▶ Assignment
Look below for the line containing "Result: -0.2 GPa."; from there through the line containing "Result: 0.28 eV, indirect", both lines included, please set down each line exactly and nothing else.

= Beginning of Section =

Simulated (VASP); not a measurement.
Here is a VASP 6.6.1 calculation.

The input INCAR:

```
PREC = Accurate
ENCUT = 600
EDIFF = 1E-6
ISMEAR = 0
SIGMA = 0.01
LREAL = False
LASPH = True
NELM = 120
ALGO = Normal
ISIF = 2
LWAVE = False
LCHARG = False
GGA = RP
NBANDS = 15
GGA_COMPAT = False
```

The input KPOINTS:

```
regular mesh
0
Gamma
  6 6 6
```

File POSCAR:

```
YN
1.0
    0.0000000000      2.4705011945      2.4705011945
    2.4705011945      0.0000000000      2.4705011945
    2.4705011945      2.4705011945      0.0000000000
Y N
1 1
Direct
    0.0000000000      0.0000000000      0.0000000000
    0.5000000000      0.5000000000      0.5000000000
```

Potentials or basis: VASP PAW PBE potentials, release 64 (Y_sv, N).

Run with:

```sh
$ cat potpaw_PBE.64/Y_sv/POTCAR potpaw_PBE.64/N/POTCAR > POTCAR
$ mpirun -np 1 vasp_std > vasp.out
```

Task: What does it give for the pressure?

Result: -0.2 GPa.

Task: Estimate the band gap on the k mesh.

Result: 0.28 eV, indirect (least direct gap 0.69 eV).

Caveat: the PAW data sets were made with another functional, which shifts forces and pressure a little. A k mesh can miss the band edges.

= End of Section =

▶ Exercise response
Result: -0.2 GPa.

Task: Estimate the band gap on the k mesh.

Result: 0.28 eV, indirect (least direct gap 0.69 eV).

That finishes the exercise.